> [REQUIREMENT]: For the records below, print every one exactly, with nothing dropped.

> [ENTRIES SHOWN]:
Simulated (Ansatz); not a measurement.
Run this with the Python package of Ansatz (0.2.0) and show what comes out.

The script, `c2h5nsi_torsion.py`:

> [TASK RESULT]:
Simulated (Ansatz); not a measurement.
Run this with the Python package of Ansatz (0.2.0) and show what comes out.

The script, `c2h5nsi_torsion.py`:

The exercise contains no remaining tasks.